**Information supplied:**
*** Block opens ***

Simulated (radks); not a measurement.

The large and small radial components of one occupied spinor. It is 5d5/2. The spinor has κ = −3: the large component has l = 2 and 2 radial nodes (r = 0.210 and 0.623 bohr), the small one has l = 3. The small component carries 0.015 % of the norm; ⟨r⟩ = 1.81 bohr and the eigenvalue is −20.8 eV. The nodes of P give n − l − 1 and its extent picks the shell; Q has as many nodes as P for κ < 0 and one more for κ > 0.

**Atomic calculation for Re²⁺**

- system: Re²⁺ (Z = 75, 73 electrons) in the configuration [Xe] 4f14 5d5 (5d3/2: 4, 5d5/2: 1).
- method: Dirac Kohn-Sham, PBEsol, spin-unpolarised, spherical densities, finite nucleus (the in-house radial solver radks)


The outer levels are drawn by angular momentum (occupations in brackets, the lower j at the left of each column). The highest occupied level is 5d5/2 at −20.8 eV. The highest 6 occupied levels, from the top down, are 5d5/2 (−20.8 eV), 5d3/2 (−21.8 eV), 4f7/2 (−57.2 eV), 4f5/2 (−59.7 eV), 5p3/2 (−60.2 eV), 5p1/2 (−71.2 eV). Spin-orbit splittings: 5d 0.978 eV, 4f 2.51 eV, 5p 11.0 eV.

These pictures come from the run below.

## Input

*** Block closes ***

**Assignment:** All entries shown above should be duplicated without a single difference.

**Response:**
Simulated (radks); not a measurement.

The large and small radial components of one occupied spinor. It is 5d5/2. The spinor has κ = −3: the large component has l = 2 and 2 radial nodes (r = 0.210 and 0.623 bohr), the small one has l = 3. The small component carries 0.015 % of the norm; ⟨r⟩ = 1.81 bohr and the eigenvalue is −20.8 eV. The nodes of P give n − l − 1 and its extent picks the shell; Q has as many nodes as P for κ < 0 and one more for κ > 0.

**Atomic calculation for Re²⁺**

- system: Re²⁺ (Z = 75, 73 electrons) in the configuration [Xe] 4f14 5d5 (5d3/2: 4, 5d5/2: 1).
- method: Dirac Kohn-Sham, PBEsol, spin-unpolarised, spherical densities, finite nucleus (the in-house radial solver radks)


The outer levels are drawn by angular momentum (occupations in brackets, the lower j at the left of each column). The highest occupied level is 5d5/2 at −20.8 eV. The highest 6 occupied levels, from the top down, are 5d5/2 (−20.8 eV), 5d3/2 (−21.8 eV), 4f7/2 (−57.2 eV), 4f5/2 (−59.7 eV), 5p3/2 (−60.2 eV), 5p1/2 (−71.2 eV). Spin-orbit splittings: 5d 0.978 eV, 4f 2.51 eV, 5p 11.0 eV.

These pictures come from the run below.

## Input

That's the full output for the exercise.